▸ **Recorded information**

════════

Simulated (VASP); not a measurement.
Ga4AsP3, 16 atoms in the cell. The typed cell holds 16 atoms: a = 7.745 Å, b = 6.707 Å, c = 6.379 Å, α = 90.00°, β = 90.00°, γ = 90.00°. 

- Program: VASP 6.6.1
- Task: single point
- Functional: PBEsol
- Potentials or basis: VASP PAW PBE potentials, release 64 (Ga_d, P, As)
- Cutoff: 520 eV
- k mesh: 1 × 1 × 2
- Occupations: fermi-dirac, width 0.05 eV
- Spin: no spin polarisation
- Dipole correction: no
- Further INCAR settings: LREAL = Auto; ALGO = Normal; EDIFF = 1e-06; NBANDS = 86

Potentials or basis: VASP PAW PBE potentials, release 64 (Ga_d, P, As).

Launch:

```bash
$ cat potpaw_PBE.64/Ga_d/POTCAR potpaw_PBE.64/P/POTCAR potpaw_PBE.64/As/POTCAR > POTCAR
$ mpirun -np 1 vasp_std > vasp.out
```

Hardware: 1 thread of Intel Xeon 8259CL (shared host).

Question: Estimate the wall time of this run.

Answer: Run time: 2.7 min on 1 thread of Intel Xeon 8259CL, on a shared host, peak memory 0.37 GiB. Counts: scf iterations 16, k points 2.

════════

▸ **Exercise**
The answer should contain every line of the data, unchanged.

▸ **Response box**
Simulated (VASP); not a measurement.
Ga4AsP3, 16 atoms in the cell. The typed cell holds 16 atoms: a = 7.745 Å, b = 6.707 Å, c = 6.379 Å, α = 90.00°, β = 90.00°, γ = 90.00°. 

- Program: VASP 6.6.1
- Task: single point
- Functional: PBEsol
- Potentials or basis: VASP PAW PBE potentials, release 64 (Ga_d, P, As)
- Cutoff: 520 eV
- k mesh: 1 × 1 × 2
- Occupations: fermi-dirac, width 0.05 eV
- Spin: no spin polarisation
- Dipole correction: no
- Further INCAR settings: LREAL = Auto; ALGO = Normal; EDIFF = 1e-06; NBANDS = 86

Potentials or basis: VASP PAW PBE potentials, release 64 (Ga_d, P, As).

Launch:

```bash
$ cat potpaw_PBE.64/Ga_d/POTCAR potpaw_PBE.64/P/POTCAR potpaw_PBE.64/As/POTCAR > POTCAR
$ mpirun -np 1 vasp_std > vasp.out
```

Hardware: 1 thread of Intel Xeon 8259CL (shared host).

Question: Estimate the wall time of this run.

Answer: Run time: 2.7 min on 1 thread of Intel Xeon 8259CL, on a shared host, peak memory 0.37 GiB. Counts: scf iterations 16, k points 2.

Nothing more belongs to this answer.